## DATA EXTRACTS
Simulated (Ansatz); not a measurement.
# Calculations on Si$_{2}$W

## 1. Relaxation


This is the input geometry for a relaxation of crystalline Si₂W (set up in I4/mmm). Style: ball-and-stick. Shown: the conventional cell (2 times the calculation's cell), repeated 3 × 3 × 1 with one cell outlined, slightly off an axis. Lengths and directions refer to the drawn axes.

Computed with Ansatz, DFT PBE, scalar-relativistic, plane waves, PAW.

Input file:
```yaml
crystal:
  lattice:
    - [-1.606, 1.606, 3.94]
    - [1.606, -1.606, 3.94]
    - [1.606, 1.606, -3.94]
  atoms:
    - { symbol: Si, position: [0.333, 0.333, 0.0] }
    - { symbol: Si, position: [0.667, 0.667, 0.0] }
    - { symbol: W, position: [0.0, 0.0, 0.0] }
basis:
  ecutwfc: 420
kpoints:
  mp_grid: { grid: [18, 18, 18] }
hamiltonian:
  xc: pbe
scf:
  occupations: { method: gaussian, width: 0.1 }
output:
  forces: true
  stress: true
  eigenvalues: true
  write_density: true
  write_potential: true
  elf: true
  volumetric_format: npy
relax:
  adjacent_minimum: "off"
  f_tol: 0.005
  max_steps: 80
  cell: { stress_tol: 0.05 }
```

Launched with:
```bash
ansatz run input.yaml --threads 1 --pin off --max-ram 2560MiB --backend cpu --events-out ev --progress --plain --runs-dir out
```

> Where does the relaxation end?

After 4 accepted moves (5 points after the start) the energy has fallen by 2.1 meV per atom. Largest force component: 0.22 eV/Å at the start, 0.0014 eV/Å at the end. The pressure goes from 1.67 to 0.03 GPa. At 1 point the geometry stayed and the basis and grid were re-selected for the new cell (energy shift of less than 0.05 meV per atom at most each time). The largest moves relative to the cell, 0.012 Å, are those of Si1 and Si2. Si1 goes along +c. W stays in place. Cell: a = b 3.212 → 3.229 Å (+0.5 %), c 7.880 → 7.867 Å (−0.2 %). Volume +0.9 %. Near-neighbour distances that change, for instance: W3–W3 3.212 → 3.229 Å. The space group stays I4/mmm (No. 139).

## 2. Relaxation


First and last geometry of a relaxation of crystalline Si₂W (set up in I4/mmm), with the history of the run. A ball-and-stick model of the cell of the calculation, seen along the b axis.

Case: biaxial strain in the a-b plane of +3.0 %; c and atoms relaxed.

## ASSIGNMENT
Repeat word for word the lines above that run from the line containing "## 2. Relaxation" through the line containing "First and last", both ends included, and nothing else.

## ANSWER SECTION
## 2. Relaxation


First and last geometry of a relaxation of crystalline Si₂W (set up in I4/mmm), with the history of the run. A ball-and-stick model of the cell of the calculation, seen along the b axis.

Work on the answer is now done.